§ **WORK TASK**: Go through the data line by line from the top, retyping each exactly, and end with the line that contains "SMILES with atom".

** Opening SUPPLIED ENTRIES block **

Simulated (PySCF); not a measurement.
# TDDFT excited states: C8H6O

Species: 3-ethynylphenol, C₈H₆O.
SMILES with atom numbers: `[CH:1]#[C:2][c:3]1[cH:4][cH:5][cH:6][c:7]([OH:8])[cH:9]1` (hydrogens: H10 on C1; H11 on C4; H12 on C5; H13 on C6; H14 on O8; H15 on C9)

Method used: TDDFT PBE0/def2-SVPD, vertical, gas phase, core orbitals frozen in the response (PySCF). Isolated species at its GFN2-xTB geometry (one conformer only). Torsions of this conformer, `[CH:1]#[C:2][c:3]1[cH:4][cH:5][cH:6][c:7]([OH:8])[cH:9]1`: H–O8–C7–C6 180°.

** Closing SUPPLIED ENTRIES block **

§ **EXERCISE RESULT**:
Simulated (PySCF); not a measurement.
# TDDFT excited states: C8H6O

Species: 3-ethynylphenol, C₈H₆O.
SMILES with atom numbers: `[CH:1]#[C:2][c:3]1[cH:4][cH:5][cH:6][c:7]([OH:8])[cH:9]1` (hydrogens: H10 on C1; H11 on C4; H12 on C5; H13 on C6; H14 on O8; H15 on C9)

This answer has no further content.